• Work request
Reproduce the data below line by line, from its first line to the line with "Problem. What is", both included, and nothing past that point.

• Raw data
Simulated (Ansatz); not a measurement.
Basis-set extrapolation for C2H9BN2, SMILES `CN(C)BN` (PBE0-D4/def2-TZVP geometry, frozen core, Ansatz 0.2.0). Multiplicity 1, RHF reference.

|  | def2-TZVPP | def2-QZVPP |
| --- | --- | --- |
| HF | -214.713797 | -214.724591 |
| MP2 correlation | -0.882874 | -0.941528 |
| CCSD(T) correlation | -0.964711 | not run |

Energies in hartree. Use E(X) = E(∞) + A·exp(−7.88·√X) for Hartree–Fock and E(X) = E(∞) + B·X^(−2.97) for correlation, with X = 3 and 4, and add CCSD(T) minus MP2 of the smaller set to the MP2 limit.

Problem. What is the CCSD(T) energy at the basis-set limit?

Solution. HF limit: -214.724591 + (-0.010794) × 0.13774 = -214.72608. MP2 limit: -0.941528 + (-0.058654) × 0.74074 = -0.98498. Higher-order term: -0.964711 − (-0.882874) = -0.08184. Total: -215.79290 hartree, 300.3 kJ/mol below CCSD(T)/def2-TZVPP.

• Solution
Simulated (Ansatz); not a measurement.
Basis-set extrapolation for C2H9BN2, SMILES `CN(C)BN` (PBE0-D4/def2-TZVP geometry, frozen core, Ansatz 0.2.0). Multiplicity 1, RHF reference.

|  | def2-TZVPP | def2-QZVPP |
| --- | --- | --- |
| HF | -214.713797 | -214.724591 |
| MP2 correlation | -0.882874 | -0.941528 |
| CCSD(T) correlation | -0.964711 | not run |

Energies in hartree. Use E(X) = E(∞) + A·exp(−7.88·√X) for Hartree–Fock and E(X) = E(∞) + B·X^(−2.97) for correlation, with X = 3 and 4, and add CCSD(T) minus MP2 of the smaller set to the MP2 limit.

Problem. What is the CCSD(T) energy at the basis-set limit?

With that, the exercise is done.